## Provided data
☆ ☆ ☆ ☆

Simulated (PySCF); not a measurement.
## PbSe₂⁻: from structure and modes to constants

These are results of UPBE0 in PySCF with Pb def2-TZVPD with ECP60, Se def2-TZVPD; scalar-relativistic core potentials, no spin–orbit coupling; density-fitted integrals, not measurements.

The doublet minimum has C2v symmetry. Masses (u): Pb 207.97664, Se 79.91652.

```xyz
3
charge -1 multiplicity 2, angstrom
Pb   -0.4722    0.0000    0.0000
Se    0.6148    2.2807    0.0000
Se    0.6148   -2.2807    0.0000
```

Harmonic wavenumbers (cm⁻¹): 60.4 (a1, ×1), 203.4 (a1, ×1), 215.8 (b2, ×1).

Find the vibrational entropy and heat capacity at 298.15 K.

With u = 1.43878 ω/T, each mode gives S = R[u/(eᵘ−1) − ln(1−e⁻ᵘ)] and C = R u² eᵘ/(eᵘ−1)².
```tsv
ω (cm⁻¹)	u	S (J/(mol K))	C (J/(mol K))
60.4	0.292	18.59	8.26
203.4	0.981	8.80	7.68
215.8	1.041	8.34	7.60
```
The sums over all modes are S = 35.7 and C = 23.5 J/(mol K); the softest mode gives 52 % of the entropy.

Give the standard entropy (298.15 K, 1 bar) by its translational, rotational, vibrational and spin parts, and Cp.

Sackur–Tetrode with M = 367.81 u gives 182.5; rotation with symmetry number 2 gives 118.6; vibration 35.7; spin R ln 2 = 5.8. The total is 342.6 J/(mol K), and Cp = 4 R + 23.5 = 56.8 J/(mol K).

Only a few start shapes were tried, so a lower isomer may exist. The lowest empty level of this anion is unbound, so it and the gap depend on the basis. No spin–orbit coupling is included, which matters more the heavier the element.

☆ ☆ ☆ ☆

## Action item
Scan the records above for the lines holding "The sums over" and "Sackur–Tetrode with M". Transcribe those two and every line between them word for word, and no others.

## Task response
The sums over all modes are S = 35.7 and C = 23.5 J/(mol K); the softest mode gives 52 % of the entropy.

Give the standard entropy (298.15 K, 1 bar) by its translational, rotational, vibrational and spin parts, and Cp.

Sackur–Tetrode with M = 367.81 u gives 182.5; rotation with symmetry number 2 gives 118.6; vibration 35.7; spin R ln 2 = 5.8. The total is 342.6 J/(mol K), and Cp = 4 R + 23.5 = 56.8 J/(mol K).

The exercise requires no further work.